Activity >> In the entries below, find the line with "eV | zero |" and the line with "Answer: C, pressure". Reproduce those two lines and every line between them exactly, and nothing more.

*** Record set ***

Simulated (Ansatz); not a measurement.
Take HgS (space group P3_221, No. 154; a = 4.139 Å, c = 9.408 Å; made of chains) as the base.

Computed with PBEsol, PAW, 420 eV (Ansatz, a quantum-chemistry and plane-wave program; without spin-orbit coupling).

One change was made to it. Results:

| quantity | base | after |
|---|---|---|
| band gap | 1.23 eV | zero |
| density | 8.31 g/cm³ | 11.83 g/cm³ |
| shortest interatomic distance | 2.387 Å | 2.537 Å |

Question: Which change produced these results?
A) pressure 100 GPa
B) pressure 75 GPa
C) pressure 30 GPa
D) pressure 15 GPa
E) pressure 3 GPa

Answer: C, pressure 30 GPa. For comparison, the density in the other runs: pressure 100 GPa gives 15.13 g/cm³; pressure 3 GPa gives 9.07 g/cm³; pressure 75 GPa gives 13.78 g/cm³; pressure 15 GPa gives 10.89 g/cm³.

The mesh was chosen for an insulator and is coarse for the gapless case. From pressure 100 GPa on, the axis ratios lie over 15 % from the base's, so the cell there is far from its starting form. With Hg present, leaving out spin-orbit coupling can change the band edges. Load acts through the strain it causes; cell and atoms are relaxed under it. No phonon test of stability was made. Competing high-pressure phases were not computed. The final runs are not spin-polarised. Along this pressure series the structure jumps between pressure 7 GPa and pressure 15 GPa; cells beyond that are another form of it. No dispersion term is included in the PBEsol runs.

*** End of Record set ***

Task output >>
| band gap | 1.23 eV | zero |
| density | 8.31 g/cm³ | 11.83 g/cm³ |
| shortest interatomic distance | 2.387 Å | 2.537 Å |

Question: Which change produced these results?
A) pressure 100 GPa
B) pressure 75 GPa
C) pressure 30 GPa
D) pressure 15 GPa
E) pressure 3 GPa

Answer: C, pressure 30 GPa. For comparison, the density in the other runs: pressure 100 GPa gives 15.13 g/cm³; pressure 3 GPa gives 9.07 g/cm³; pressure 75 GPa gives 13.78 g/cm³; pressure 15 GPa gives 10.89 g/cm³.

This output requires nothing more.